* Exercise
Exactly as written, retype all of the records that come next.

+++++
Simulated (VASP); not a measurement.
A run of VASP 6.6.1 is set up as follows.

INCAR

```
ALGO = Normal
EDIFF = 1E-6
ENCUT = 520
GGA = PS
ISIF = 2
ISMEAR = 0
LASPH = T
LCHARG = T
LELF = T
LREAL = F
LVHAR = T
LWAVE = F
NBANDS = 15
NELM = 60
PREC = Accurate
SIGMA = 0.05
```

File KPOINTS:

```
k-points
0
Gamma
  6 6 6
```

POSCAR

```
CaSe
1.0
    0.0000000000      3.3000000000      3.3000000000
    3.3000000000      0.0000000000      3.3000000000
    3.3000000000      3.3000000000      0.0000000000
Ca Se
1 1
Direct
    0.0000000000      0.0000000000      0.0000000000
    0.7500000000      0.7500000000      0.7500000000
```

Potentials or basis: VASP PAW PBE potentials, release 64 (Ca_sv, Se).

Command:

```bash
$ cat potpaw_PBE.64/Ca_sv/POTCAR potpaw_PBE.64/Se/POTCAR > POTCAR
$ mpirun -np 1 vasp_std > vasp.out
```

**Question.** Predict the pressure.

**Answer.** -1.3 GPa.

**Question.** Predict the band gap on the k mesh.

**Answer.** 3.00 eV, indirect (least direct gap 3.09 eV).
+++++

* Response area
Simulated (VASP); not a measurement.
A run of VASP 6.6.1 is set up as follows.

INCAR

```
ALGO = Normal
EDIFF = 1E-6
ENCUT = 520
GGA = PS
ISIF = 2
ISMEAR = 0
LASPH = T
LCHARG = T
LELF = T
LREAL = F
LVHAR = T
LWAVE = F
NBANDS = 15
NELM = 60
PREC = Accurate
SIGMA = 0.05
```

File KPOINTS:

```
k-points
0
Gamma
  6 6 6
```

POSCAR

```
CaSe
1.0
    0.0000000000      3.3000000000      3.3000000000
    3.3000000000      0.0000000000      3.3000000000
    3.3000000000      3.3000000000      0.0000000000
Ca Se
1 1
Direct
    0.0000000000      0.0000000000      0.0000000000
    0.7500000000      0.7500000000      0.7500000000
```

Potentials or basis: VASP PAW PBE potentials, release 64 (Ca_sv, Se).

Command:

```bash
$ cat potpaw_PBE.64/Ca_sv/POTCAR potpaw_PBE.64/Se/POTCAR > POTCAR
$ mpirun -np 1 vasp_std > vasp.out
```

**Question.** Predict the pressure.

**Answer.** -1.3 GPa.

**Question.** Predict the band gap on the k mesh.

**Answer.** 3.00 eV, indirect (least direct gap 3.09 eV).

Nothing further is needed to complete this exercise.